> MATERIAL SUPPLIED:
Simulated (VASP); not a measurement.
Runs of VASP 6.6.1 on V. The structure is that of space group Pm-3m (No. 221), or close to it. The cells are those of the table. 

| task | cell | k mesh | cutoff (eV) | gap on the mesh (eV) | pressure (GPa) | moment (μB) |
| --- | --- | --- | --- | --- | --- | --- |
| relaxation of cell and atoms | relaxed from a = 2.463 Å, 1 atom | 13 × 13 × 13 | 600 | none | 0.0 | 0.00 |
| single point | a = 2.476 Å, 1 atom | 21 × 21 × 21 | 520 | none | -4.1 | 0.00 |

> TASK ITEM: Transcribe each line of the listing above precisely as it appears.

> WRITTEN ANSWER:
Simulated (VASP); not a measurement.
Runs of VASP 6.6.1 on V. The structure is that of space group Pm-3m (No. 221), or close to it. The cells are those of the table. 

| task | cell | k mesh | cutoff (eV) | gap on the mesh (eV) | pressure (GPa) | moment (μB) |
| --- | --- | --- | --- | --- | --- | --- |
| relaxation of cell and atoms | relaxed from a = 2.463 Å, 1 atom | 13 × 13 × 13 | 600 | none | 0.0 | 0.00 |
| single point | a = 2.476 Å, 1 atom | 21 × 21 × 21 | 520 | none | -4.1 | 0.00 |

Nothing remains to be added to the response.